Give again, word for word, every line in the entries below from the line with "2.41076 | 0.394055 |" up to and including the line with "Task: What diamagnetic", and no other line.

=== Section Start ===

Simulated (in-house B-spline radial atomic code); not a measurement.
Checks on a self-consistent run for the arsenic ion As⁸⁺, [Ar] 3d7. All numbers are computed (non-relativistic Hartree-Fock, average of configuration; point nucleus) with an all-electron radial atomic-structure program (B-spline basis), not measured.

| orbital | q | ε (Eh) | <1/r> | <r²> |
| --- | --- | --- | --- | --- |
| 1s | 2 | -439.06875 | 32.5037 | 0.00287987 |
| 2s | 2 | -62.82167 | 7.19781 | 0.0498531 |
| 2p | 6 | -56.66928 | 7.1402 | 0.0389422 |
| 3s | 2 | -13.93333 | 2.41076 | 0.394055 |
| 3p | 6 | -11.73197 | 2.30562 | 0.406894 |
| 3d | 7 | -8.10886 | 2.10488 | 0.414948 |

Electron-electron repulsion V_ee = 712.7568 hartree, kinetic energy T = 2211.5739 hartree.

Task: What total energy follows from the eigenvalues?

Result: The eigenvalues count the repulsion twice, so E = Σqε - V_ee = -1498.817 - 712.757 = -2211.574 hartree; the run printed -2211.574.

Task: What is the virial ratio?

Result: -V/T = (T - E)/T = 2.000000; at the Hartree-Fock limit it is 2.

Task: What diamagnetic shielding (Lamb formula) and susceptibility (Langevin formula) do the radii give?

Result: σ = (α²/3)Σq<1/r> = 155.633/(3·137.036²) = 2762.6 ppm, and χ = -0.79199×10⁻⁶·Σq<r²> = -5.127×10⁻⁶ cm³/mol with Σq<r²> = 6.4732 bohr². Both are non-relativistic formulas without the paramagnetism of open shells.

=== Section End ===

**RESULT**
| 3s | 2 | -13.93333 | 2.41076 | 0.394055 |
| 3p | 6 | -11.73197 | 2.30562 | 0.406894 |
| 3d | 7 | -8.10886 | 2.10488 | 0.414948 |

Electron-electron repulsion V_ee = 712.7568 hartree, kinetic energy T = 2211.5739 hartree.

Task: What total energy follows from the eigenvalues?

Result: The eigenvalues count the repulsion twice, so E = Σqε - V_ee = -1498.817 - 712.757 = -2211.574 hartree; the run printed -2211.574.

Task: What is the virial ratio?

Result: -V/T = (T - E)/T = 2.000000; at the Hartree-Fock limit it is 2.

Task: What diamagnetic shielding (Lamb formula) and susceptibility (Langevin formula) do the radii give?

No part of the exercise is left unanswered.